Supplied records
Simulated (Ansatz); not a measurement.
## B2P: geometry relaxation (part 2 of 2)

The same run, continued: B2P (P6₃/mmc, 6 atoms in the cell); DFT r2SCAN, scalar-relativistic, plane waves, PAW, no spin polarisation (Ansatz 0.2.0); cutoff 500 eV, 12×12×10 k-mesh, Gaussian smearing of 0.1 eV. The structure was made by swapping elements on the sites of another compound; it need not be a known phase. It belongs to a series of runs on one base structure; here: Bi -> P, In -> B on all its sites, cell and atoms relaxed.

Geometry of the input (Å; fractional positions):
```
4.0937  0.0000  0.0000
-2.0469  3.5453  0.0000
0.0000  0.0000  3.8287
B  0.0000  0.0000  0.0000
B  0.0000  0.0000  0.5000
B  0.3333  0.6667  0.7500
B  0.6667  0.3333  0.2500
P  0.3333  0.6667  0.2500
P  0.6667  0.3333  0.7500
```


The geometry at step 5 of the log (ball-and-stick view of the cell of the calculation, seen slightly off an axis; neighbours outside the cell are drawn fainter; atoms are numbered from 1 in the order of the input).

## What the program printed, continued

Requirement
Output exactly the leading lines of the data, up to and including the line marked by "## B2P: geometry relaxation (part 2 of 2)".

Exercise result
Simulated (Ansatz); not a measurement.
## B2P: geometry relaxation (part 2 of 2)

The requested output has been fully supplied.